- _INFORMATION_
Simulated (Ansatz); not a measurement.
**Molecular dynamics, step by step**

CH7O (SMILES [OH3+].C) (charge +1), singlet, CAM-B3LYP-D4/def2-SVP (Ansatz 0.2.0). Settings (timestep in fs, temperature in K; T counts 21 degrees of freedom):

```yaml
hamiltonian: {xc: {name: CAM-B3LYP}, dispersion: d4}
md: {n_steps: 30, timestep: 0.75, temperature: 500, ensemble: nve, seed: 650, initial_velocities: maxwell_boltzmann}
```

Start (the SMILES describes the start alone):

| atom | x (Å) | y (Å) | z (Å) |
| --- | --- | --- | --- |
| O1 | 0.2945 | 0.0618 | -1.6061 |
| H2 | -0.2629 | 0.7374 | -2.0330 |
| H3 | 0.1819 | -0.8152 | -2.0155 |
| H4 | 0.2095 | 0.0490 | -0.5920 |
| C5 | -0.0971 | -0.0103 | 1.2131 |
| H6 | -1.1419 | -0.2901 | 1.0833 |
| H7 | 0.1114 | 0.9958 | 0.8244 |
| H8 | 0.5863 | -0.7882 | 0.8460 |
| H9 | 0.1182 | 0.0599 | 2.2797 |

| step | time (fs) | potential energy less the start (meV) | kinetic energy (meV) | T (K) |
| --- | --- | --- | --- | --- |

- _WORK TASK_
From the first line of the entries above to the line with "0.0490 | -0.5920 |", please return every line exactly, keeping both ends.

- _TASK ANSWER_
Simulated (Ansatz); not a measurement.
**Molecular dynamics, step by step**

CH7O (SMILES [OH3+].C) (charge +1), singlet, CAM-B3LYP-D4/def2-SVP (Ansatz 0.2.0). Settings (timestep in fs, temperature in K; T counts 21 degrees of freedom):

```yaml
hamiltonian: {xc: {name: CAM-B3LYP}, dispersion: d4}
md: {n_steps: 30, timestep: 0.75, temperature: 500, ensemble: nve, seed: 650, initial_velocities: maxwell_boltzmann}
```

Start (the SMILES describes the start alone):

| atom | x (Å) | y (Å) | z (Å) |
| --- | --- | --- | --- |
| O1 | 0.2945 | 0.0618 | -1.6061 |
| H2 | -0.2629 | 0.7374 | -2.0330 |
| H3 | 0.1819 | -0.8152 | -2.0155 |
| H4 | 0.2095 | 0.0490 | -0.5920 |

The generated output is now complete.